[WORK REQUEST] Copy every line below. Do not alter any of them.

[LISTED RECORDS]
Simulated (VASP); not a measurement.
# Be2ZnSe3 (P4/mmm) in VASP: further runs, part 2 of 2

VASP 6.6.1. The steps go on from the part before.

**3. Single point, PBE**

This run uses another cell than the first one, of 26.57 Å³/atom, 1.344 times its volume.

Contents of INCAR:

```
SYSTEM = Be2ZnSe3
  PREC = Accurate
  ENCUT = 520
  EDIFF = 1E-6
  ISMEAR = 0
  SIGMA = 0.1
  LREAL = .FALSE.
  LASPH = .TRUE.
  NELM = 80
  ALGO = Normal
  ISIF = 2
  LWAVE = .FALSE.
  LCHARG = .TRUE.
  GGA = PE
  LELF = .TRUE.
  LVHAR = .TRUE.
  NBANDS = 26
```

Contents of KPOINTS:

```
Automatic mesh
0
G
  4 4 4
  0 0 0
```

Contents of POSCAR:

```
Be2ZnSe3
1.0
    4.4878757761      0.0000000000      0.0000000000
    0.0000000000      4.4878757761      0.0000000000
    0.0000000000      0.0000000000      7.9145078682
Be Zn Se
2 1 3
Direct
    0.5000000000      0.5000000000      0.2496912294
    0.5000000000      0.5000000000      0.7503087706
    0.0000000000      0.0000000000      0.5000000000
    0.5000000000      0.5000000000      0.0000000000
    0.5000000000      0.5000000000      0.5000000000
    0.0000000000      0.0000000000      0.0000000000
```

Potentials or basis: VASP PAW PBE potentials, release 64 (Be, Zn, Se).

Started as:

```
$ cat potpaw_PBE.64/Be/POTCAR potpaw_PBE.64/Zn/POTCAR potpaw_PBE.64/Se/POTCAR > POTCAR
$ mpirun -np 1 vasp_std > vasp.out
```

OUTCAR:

[ANSWER BOX]
Simulated (VASP); not a measurement.
# Be2ZnSe3 (P4/mmm) in VASP: further runs, part 2 of 2

VASP 6.6.1. The steps go on from the part before.

**3. Single point, PBE**

This run uses another cell than the first one, of 26.57 Å³/atom, 1.344 times its volume.

Contents of INCAR:

```
SYSTEM = Be2ZnSe3
  PREC = Accurate
  ENCUT = 520
  EDIFF = 1E-6
  ISMEAR = 0
  SIGMA = 0.1
  LREAL = .FALSE.
  LASPH = .TRUE.
  NELM = 80
  ALGO = Normal
  ISIF = 2
  LWAVE = .FALSE.
  LCHARG = .TRUE.
  GGA = PE
  LELF = .TRUE.
  LVHAR = .TRUE.
  NBANDS = 26
```

Contents of KPOINTS:

```
Automatic mesh
0
G
  4 4 4
  0 0 0
```

Contents of POSCAR:

```
Be2ZnSe3
1.0
    4.4878757761      0.0000000000      0.0000000000
    0.0000000000      4.4878757761      0.0000000000
    0.0000000000      0.0000000000      7.9145078682
Be Zn Se
2 1 3
Direct
    0.5000000000      0.5000000000      0.2496912294
    0.5000000000      0.5000000000      0.7503087706
    0.0000000000      0.0000000000      0.5000000000
    0.5000000000      0.5000000000      0.0000000000
    0.5000000000      0.5000000000      0.5000000000
    0.0000000000      0.0000000000      0.0000000000
```

Potentials or basis: VASP PAW PBE potentials, release 64 (Be, Zn, Se).

Started as:

```
$ cat potpaw_PBE.64/Be/POTCAR potpaw_PBE.64/Zn/POTCAR potpaw_PBE.64/Se/POTCAR > POTCAR
$ mpirun -np 1 vasp_std > vasp.out
```

OUTCAR:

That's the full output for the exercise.